◆ **SUPPLIED DATA**:
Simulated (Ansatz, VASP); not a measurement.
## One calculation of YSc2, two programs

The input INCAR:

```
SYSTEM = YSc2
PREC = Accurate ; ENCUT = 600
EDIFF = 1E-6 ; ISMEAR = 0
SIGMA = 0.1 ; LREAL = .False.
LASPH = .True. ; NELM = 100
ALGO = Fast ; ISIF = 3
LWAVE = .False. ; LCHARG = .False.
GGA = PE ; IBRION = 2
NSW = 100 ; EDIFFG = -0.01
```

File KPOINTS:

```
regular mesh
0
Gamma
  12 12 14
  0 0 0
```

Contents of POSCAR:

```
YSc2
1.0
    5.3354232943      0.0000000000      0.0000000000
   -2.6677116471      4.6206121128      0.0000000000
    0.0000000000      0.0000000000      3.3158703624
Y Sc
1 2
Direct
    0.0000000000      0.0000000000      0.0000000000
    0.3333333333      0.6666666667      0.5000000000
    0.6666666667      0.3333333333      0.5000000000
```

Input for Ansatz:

◆ **ACTIVITY**:
Could you set down every record exactly as given?

◆ **TASK OUTPUT**:
Simulated (Ansatz, VASP); not a measurement.
## One calculation of YSc2, two programs

The input INCAR:

```
SYSTEM = YSc2
PREC = Accurate ; ENCUT = 600
EDIFF = 1E-6 ; ISMEAR = 0
SIGMA = 0.1 ; LREAL = .False.
LASPH = .True. ; NELM = 100
ALGO = Fast ; ISIF = 3
LWAVE = .False. ; LCHARG = .False.
GGA = PE ; IBRION = 2
NSW = 100 ; EDIFFG = -0.01
```

File KPOINTS:

```
regular mesh
0
Gamma
  12 12 14
  0 0 0
```

Contents of POSCAR:

```
YSc2
1.0
    5.3354232943      0.0000000000      0.0000000000
   -2.6677116471      4.6206121128      0.0000000000
    0.0000000000      0.0000000000      3.3158703624
Y Sc
1 2
Direct
    0.0000000000      0.0000000000      0.0000000000
    0.3333333333      0.6666666667      0.5000000000
    0.6666666667      0.3333333333      0.5000000000
```

Input for Ansatz:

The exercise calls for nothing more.